*** Opening of RECORD EXTRACTS ***

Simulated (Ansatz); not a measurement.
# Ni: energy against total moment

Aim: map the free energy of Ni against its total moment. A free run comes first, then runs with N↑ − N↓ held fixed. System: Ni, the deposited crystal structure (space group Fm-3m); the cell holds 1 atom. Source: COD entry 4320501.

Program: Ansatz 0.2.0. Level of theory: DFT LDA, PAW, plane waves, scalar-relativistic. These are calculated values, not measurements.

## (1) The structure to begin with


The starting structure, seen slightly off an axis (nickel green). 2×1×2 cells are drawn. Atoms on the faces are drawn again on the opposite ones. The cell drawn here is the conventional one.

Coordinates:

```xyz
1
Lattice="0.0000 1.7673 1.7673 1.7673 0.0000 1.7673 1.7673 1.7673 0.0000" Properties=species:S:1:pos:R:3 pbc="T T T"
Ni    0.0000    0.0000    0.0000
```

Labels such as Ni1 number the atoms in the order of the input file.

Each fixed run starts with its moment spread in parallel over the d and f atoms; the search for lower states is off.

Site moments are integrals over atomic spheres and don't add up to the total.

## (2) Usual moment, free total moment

*** Close of RECORD EXTRACTS ***

* REQUIREMENT *
In the material above, transcribe exactly the lines beginning at the one with "Each fixed run" and ending at the one with "Site moments are", both included.

* EXPECTED ANSWER *
Each fixed run starts with its moment spread in parallel over the d and f atoms; the search for lower states is off.

Site moments are integrals over atomic spheres and don't add up to the total.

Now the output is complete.